:: Data under study ::
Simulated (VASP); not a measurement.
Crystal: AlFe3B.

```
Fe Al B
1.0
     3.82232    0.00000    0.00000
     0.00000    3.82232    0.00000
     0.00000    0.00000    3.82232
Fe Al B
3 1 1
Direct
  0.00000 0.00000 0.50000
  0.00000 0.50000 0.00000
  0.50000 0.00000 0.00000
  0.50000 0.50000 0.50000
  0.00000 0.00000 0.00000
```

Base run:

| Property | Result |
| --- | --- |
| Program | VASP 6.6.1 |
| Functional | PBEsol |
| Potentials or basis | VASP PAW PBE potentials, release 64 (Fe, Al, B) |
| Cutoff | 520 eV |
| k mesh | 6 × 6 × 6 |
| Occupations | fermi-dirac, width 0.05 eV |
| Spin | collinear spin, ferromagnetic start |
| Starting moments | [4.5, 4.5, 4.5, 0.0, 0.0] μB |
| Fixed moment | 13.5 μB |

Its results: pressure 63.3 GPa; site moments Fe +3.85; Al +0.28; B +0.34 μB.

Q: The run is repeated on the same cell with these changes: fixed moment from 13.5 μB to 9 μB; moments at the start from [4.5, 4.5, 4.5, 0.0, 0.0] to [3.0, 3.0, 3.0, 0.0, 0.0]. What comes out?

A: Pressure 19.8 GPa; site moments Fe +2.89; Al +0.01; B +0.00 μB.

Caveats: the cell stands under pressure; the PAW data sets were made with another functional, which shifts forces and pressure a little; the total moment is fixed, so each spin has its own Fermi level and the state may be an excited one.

:: Work order ::
Quote every line from the beginning of the entries up to and including the line that contains "ferromagnetic start |".

:: Task answer ::
Simulated (VASP); not a measurement.
Crystal: AlFe3B.

```
Fe Al B
1.0
     3.82232    0.00000    0.00000
     0.00000    3.82232    0.00000
     0.00000    0.00000    3.82232
Fe Al B
3 1 1
Direct
  0.00000 0.00000 0.50000
  0.00000 0.50000 0.00000
  0.50000 0.00000 0.00000
  0.50000 0.50000 0.50000
  0.00000 0.00000 0.00000
```

Base run:

| Property | Result |
| --- | --- |
| Program | VASP 6.6.1 |
| Functional | PBEsol |
| Potentials or basis | VASP PAW PBE potentials, release 64 (Fe, Al, B) |
| Cutoff | 520 eV |
| k mesh | 6 × 6 × 6 |
| Occupations | fermi-dirac, width 0.05 eV |
| Spin | collinear spin, ferromagnetic start |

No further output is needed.